··· Given information

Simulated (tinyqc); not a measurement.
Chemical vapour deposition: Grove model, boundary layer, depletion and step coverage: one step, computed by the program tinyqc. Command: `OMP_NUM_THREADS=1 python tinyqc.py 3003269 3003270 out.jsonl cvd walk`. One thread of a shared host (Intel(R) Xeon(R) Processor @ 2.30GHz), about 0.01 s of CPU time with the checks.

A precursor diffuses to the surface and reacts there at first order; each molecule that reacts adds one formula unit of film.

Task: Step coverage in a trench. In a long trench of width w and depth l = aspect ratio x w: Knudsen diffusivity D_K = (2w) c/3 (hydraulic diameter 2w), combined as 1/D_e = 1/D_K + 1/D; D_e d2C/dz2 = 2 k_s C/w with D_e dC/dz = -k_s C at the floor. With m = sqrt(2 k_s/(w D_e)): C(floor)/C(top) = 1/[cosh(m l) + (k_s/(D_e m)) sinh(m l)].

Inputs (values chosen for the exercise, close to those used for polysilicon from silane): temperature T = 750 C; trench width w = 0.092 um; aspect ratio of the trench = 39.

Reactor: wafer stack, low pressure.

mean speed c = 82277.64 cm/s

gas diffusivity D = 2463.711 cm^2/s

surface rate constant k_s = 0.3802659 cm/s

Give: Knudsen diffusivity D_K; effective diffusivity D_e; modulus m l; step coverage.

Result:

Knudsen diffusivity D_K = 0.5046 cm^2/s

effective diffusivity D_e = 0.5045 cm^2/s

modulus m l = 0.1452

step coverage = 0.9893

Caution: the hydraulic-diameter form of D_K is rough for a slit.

······

■ **Action item**:
Of the entries above, repeat exactly the lines between the line with "Knudsen diffusivity D_K = 0.5046 cm^2/s" and the line with "step coverage = 0.9893", inclusive, and no others.

■ **Exercise solution**:
Knudsen diffusivity D_K = 0.5046 cm^2/s

effective diffusivity D_e = 0.5045 cm^2/s

modulus m l = 0.1452

step coverage = 0.9893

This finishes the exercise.